[Start of Attachment]
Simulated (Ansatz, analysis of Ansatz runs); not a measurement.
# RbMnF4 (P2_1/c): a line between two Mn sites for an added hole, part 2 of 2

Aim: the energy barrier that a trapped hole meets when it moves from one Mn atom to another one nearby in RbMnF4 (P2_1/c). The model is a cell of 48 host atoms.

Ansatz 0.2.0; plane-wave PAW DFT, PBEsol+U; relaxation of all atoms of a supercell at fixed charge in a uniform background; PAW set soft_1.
[End of Attachment]

## Work order
With nothing omitted, set down all of the records again.

## Problem solution
Simulated (Ansatz, analysis of Ansatz runs); not a measurement.
# RbMnF4 (P2_1/c): a line between two Mn sites for an added hole, part 2 of 2

Aim: the energy barrier that a trapped hole meets when it moves from one Mn atom to another one nearby in RbMnF4 (P2_1/c). The model is a cell of 48 host atoms.

Ansatz 0.2.0; plane-wave PAW DFT, PBEsol+U; relaxation of all atoms of a supercell at fixed charge in a uniform background; PAW set soft_1.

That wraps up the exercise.